-------- GIVEN RECORDS

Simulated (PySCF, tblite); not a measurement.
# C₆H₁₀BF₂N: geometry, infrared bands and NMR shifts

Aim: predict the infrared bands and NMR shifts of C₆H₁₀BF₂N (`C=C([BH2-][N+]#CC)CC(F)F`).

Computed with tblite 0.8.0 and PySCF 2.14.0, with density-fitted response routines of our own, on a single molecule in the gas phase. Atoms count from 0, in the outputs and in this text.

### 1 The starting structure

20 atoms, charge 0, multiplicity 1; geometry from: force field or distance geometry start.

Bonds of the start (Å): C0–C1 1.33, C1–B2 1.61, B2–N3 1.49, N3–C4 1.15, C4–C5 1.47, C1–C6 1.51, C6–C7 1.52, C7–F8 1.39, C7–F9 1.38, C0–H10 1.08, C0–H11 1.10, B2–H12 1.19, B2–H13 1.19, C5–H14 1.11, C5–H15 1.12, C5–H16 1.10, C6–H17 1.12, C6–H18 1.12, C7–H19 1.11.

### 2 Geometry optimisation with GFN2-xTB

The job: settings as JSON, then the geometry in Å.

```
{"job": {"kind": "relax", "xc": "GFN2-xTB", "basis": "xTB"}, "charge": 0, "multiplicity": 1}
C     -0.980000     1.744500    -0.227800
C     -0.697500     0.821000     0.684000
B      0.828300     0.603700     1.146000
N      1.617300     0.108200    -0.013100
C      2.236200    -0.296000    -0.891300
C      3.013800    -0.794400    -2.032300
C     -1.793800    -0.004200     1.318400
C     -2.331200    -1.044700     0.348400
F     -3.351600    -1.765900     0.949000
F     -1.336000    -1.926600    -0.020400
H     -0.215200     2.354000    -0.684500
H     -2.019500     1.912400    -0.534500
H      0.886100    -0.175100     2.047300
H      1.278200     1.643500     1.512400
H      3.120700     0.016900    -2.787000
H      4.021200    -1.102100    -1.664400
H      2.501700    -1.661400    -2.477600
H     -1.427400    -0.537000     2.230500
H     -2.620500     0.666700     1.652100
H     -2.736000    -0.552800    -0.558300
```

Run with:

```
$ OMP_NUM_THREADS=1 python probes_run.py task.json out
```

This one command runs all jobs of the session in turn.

----------------

▸ **ACTIVITY**
Repeat verbatim the opening run of entries, ending with the line that contains "Aim: predict the".

▸ **SOLUTION**
Simulated (PySCF, tblite); not a measurement.
# C₆H₁₀BF₂N: geometry, infrared bands and NMR shifts

Aim: predict the infrared bands and NMR shifts of C₆H₁₀BF₂N (`C=C([BH2-][N+]#CC)CC(F)F`).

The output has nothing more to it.